------------------------------------------------

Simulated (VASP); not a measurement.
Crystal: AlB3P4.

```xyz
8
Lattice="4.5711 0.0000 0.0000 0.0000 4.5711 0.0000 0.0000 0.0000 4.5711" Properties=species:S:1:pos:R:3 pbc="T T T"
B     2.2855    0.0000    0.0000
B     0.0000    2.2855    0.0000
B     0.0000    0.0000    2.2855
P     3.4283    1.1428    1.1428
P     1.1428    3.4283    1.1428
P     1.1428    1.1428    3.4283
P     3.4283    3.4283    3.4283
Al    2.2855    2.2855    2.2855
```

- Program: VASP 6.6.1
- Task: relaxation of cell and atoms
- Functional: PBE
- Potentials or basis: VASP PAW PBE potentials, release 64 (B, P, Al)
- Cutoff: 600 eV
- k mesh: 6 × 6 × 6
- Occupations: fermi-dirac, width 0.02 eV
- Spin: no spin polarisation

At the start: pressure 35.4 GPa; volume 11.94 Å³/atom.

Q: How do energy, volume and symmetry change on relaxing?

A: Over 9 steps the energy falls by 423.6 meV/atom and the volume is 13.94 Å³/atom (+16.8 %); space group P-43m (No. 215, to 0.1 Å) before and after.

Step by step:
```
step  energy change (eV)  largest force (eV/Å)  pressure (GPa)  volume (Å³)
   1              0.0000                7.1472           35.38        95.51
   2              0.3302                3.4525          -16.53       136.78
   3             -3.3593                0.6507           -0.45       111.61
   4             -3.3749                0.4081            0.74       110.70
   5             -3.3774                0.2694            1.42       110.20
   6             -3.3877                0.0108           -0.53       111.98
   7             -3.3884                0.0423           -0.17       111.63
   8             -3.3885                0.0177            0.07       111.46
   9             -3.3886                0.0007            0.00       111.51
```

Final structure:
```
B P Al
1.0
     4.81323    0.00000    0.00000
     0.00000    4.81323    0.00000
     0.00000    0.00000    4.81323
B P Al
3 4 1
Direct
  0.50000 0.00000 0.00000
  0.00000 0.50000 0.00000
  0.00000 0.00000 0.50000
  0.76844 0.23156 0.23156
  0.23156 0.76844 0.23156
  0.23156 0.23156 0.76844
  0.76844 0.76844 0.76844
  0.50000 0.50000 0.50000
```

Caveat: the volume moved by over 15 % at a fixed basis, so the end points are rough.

------------------------------------------------

(Action item):
Retype word for word everything in the listing above from the line that holds "- Functional: PBE" down to the line that holds "Q: How do energy, volume". Keep both end lines and leave out the rest.

(Answer space):
- Functional: PBE
- Potentials or basis: VASP PAW PBE potentials, release 64 (B, P, Al)
- Cutoff: 600 eV
- k mesh: 6 × 6 × 6
- Occupations: fermi-dirac, width 0.02 eV
- Spin: no spin polarisation

At the start: pressure 35.4 GPa; volume 11.94 Å³/atom.

Q: How do energy, volume and symmetry change on relaxing?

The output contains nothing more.